Supplied records
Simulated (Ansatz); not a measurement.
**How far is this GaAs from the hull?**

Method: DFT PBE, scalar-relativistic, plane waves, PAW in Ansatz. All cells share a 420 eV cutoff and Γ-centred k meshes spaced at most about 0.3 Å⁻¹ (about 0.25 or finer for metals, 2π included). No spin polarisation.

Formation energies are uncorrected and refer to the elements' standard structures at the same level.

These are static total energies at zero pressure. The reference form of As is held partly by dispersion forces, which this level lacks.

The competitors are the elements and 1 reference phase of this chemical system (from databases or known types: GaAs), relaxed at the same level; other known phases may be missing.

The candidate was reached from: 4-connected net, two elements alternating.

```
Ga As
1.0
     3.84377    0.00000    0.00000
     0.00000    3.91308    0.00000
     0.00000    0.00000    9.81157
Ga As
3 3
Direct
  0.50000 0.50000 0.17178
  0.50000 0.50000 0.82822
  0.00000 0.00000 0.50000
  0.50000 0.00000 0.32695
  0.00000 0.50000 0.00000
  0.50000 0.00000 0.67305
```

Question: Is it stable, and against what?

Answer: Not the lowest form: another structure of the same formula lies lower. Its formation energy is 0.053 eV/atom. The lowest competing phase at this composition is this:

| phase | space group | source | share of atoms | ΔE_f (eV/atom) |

Task item
Once you find the line with "The candidate was" above, print it and every line after it up to and including the line with "Answer: Not the", exactly as written and nothing else.

Expected answer
The candidate was reached from: 4-connected net, two elements alternating.

```
Ga As
1.0
     3.84377    0.00000    0.00000
     0.00000    3.91308    0.00000
     0.00000    0.00000    9.81157
Ga As
3 3
Direct
  0.50000 0.50000 0.17178
  0.50000 0.50000 0.82822
  0.00000 0.00000 0.50000
  0.50000 0.00000 0.32695
  0.00000 0.50000 0.00000
  0.50000 0.00000 0.67305
```

Question: Is it stable, and against what?

Answer: Not the lowest form: another structure of the same formula lies lower. Its formation energy is 0.053 eV/atom. The lowest competing phase at this composition is this:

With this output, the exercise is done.